• REQUIRED ACTION: Every line of the material below, from the top through the line with "# Which run", should be reproduced exactly.

+++++
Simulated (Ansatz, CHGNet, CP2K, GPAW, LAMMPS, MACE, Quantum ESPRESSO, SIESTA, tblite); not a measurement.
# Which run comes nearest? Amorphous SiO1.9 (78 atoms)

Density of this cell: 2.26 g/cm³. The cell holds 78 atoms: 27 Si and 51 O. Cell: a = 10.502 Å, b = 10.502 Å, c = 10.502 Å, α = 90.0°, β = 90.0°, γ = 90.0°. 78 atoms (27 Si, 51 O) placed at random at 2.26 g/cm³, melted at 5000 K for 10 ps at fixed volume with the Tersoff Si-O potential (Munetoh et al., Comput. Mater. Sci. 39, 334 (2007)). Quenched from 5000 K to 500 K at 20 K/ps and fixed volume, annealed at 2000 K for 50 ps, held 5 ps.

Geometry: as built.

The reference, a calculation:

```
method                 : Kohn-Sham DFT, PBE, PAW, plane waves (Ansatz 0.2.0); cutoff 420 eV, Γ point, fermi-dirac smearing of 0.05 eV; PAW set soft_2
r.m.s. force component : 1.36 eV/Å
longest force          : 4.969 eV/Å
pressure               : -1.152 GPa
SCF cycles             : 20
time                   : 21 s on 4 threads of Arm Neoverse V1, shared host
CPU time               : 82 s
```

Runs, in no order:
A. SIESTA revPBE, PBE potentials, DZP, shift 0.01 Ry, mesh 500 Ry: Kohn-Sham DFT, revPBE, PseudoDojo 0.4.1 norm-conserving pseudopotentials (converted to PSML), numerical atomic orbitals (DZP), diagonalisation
+++++

• TASK OUTPUT:
Simulated (Ansatz, CHGNet, CP2K, GPAW, LAMMPS, MACE, Quantum ESPRESSO, SIESTA, tblite); not a measurement.
# Which run comes nearest? Amorphous SiO1.9 (78 atoms)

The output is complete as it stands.